Segment Start: STUDY MATERIAL

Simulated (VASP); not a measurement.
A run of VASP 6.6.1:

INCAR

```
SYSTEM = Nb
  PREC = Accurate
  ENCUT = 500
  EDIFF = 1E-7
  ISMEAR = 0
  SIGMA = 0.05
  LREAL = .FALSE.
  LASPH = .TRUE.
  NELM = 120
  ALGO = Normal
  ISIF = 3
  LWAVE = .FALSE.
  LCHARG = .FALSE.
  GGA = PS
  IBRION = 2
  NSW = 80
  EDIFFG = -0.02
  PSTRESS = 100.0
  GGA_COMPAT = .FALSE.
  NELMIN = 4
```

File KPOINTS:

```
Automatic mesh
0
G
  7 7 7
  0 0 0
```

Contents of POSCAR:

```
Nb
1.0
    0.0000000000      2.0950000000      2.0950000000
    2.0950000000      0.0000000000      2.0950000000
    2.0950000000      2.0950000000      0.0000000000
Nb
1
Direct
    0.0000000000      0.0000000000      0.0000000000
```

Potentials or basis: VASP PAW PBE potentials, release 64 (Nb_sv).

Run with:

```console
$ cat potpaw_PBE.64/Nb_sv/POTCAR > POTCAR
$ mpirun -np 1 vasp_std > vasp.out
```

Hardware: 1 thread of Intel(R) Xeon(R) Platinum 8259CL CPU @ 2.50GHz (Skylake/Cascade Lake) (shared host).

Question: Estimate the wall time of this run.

Segment End: STUDY MATERIAL

ACTION ITEM: Return all the data above, unaltered and complete.

ANSWER SECTION:
Simulated (VASP); not a measurement.
A run of VASP 6.6.1:

INCAR

```
SYSTEM = Nb
  PREC = Accurate
  ENCUT = 500
  EDIFF = 1E-7
  ISMEAR = 0
  SIGMA = 0.05
  LREAL = .FALSE.
  LASPH = .TRUE.
  NELM = 120
  ALGO = Normal
  ISIF = 3
  LWAVE = .FALSE.
  LCHARG = .FALSE.
  GGA = PS
  IBRION = 2
  NSW = 80
  EDIFFG = -0.02
  PSTRESS = 100.0
  GGA_COMPAT = .FALSE.
  NELMIN = 4
```

File KPOINTS:

```
Automatic mesh
0
G
  7 7 7
  0 0 0
```

Contents of POSCAR:

```
Nb
1.0
    0.0000000000      2.0950000000      2.0950000000
    2.0950000000      0.0000000000      2.0950000000
    2.0950000000      2.0950000000      0.0000000000
Nb
1
Direct
    0.0000000000      0.0000000000      0.0000000000
```

Potentials or basis: VASP PAW PBE potentials, release 64 (Nb_sv).

Run with:

```console
$ cat potpaw_PBE.64/Nb_sv/POTCAR > POTCAR
$ mpirun -np 1 vasp_std > vasp.out
```

Hardware: 1 thread of Intel(R) Xeon(R) Platinum 8259CL CPU @ 2.50GHz (Skylake/Cascade Lake) (shared host).

Question: Estimate the wall time of this run.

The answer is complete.